═══ MATERIAL SUPPLIED ═══

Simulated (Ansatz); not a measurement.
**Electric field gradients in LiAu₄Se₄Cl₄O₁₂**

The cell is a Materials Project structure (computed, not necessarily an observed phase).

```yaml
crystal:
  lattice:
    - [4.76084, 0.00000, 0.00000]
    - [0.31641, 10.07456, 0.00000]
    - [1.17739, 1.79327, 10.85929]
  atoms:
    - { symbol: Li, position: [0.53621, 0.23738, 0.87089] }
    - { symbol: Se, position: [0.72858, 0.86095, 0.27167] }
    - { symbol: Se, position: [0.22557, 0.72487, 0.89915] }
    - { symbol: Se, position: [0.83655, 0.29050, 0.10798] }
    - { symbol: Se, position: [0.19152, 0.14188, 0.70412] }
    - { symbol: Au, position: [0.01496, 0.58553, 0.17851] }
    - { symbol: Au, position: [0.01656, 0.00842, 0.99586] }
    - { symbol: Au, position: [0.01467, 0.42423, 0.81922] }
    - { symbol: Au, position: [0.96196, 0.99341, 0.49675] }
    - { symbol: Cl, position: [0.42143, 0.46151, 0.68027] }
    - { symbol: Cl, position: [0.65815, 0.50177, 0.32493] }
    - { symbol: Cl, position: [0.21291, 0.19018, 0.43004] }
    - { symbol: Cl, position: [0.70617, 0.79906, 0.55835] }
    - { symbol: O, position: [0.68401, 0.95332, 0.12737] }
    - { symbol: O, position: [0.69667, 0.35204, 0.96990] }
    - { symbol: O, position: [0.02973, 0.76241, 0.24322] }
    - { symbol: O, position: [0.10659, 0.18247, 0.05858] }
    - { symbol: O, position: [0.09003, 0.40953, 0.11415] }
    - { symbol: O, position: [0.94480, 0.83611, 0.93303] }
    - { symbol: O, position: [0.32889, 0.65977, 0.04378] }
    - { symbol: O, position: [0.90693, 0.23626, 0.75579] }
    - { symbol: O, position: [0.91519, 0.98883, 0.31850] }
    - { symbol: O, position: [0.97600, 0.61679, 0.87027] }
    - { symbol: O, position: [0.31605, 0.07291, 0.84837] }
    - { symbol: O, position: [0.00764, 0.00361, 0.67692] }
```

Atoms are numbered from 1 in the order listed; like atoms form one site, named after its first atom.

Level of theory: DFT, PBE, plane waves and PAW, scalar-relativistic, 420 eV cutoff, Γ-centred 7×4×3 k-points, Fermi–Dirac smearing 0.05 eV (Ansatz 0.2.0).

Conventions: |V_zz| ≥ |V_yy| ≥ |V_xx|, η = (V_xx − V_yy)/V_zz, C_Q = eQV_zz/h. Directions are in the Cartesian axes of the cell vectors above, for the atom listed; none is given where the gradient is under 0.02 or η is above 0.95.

═══

- _WORK ITEM_: If a line falls between the first line of the data above and the line holding "Level of theory: DFT, PBE, plane", inclusive, retype it exactly; retype no other line.

- _ANSWER SPACE_:
Simulated (Ansatz); not a measurement.
**Electric field gradients in LiAu₄Se₄Cl₄O₁₂**

The cell is a Materials Project structure (computed, not necessarily an observed phase).

```yaml
crystal:
  lattice:
    - [4.76084, 0.00000, 0.00000]
    - [0.31641, 10.07456, 0.00000]
    - [1.17739, 1.79327, 10.85929]
  atoms:
    - { symbol: Li, position: [0.53621, 0.23738, 0.87089] }
    - { symbol: Se, position: [0.72858, 0.86095, 0.27167] }
    - { symbol: Se, position: [0.22557, 0.72487, 0.89915] }
    - { symbol: Se, position: [0.83655, 0.29050, 0.10798] }
    - { symbol: Se, position: [0.19152, 0.14188, 0.70412] }
    - { symbol: Au, position: [0.01496, 0.58553, 0.17851] }
    - { symbol: Au, position: [0.01656, 0.00842, 0.99586] }
    - { symbol: Au, position: [0.01467, 0.42423, 0.81922] }
    - { symbol: Au, position: [0.96196, 0.99341, 0.49675] }
    - { symbol: Cl, position: [0.42143, 0.46151, 0.68027] }
    - { symbol: Cl, position: [0.65815, 0.50177, 0.32493] }
    - { symbol: Cl, position: [0.21291, 0.19018, 0.43004] }
    - { symbol: Cl, position: [0.70617, 0.79906, 0.55835] }
    - { symbol: O, position: [0.68401, 0.95332, 0.12737] }
    - { symbol: O, position: [0.69667, 0.35204, 0.96990] }
    - { symbol: O, position: [0.02973, 0.76241, 0.24322] }
    - { symbol: O, position: [0.10659, 0.18247, 0.05858] }
    - { symbol: O, position: [0.09003, 0.40953, 0.11415] }
    - { symbol: O, position: [0.94480, 0.83611, 0.93303] }
    - { symbol: O, position: [0.32889, 0.65977, 0.04378] }
    - { symbol: O, position: [0.90693, 0.23626, 0.75579] }
    - { symbol: O, position: [0.91519, 0.98883, 0.31850] }
    - { symbol: O, position: [0.97600, 0.61679, 0.87027] }
    - { symbol: O, position: [0.31605, 0.07291, 0.84837] }
    - { symbol: O, position: [0.00764, 0.00361, 0.67692] }
```

Atoms are numbered from 1 in the order listed; like atoms form one site, named after its first atom.

Level of theory: DFT, PBE, plane waves and PAW, scalar-relativistic, 420 eV cutoff, Γ-centred 7×4×3 k-points, Fermi–Dirac smearing 0.05 eV (Ansatz 0.2.0).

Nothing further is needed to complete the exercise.